■ ACTION ITEM ■
The line containing "The two results together." marks the end, so write out exactly every line from the top of the entries below through that one.

(INFORMATION SUPPLIED Opens)

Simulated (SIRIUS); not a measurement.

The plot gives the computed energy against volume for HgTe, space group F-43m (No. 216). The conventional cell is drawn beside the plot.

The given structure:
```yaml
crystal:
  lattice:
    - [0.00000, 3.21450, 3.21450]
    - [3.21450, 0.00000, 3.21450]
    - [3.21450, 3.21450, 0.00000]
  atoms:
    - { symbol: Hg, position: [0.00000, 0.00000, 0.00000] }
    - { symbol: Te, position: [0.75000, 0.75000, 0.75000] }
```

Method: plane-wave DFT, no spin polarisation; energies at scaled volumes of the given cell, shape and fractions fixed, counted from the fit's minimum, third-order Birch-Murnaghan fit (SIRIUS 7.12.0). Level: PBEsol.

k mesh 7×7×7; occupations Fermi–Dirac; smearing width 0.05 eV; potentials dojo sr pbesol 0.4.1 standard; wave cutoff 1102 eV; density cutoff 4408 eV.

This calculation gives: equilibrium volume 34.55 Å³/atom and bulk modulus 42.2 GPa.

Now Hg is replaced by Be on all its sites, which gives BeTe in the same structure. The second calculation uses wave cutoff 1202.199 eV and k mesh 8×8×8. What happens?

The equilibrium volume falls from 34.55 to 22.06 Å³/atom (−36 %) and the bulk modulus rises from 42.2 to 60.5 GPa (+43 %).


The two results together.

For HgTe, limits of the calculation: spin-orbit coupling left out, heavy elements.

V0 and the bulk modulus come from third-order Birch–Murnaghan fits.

(INFORMATION SUPPLIED Closes)

■ RESPONSE ■
Simulated (SIRIUS); not a measurement.

The plot gives the computed energy against volume for HgTe, space group F-43m (No. 216). The conventional cell is drawn beside the plot.

The given structure:
```yaml
crystal:
  lattice:
    - [0.00000, 3.21450, 3.21450]
    - [3.21450, 0.00000, 3.21450]
    - [3.21450, 3.21450, 0.00000]
  atoms:
    - { symbol: Hg, position: [0.00000, 0.00000, 0.00000] }
    - { symbol: Te, position: [0.75000, 0.75000, 0.75000] }
```

Method: plane-wave DFT, no spin polarisation; energies at scaled volumes of the given cell, shape and fractions fixed, counted from the fit's minimum, third-order Birch-Murnaghan fit (SIRIUS 7.12.0). Level: PBEsol.

k mesh 7×7×7; occupations Fermi–Dirac; smearing width 0.05 eV; potentials dojo sr pbesol 0.4.1 standard; wave cutoff 1102 eV; density cutoff 4408 eV.

This calculation gives: equilibrium volume 34.55 Å³/atom and bulk modulus 42.2 GPa.

Now Hg is replaced by Be on all its sites, which gives BeTe in the same structure. The second calculation uses wave cutoff 1202.199 eV and k mesh 8×8×8. What happens?

The equilibrium volume falls from 34.55 to 22.06 Å³/atom (−36 %) and the bulk modulus rises from 42.2 to 60.5 GPa (+43 %).


The two results together.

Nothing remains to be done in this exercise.